• WORK REQUEST:
Set the data down again, exactly as it appears below.

• MATERIAL SHOWN:
=== Section Start ===

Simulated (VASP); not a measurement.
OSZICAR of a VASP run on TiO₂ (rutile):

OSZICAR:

=== Section End ===

• TASK RESULT:
Simulated (VASP); not a measurement.
OSZICAR of a VASP run on TiO₂ (rutile):

OSZICAR:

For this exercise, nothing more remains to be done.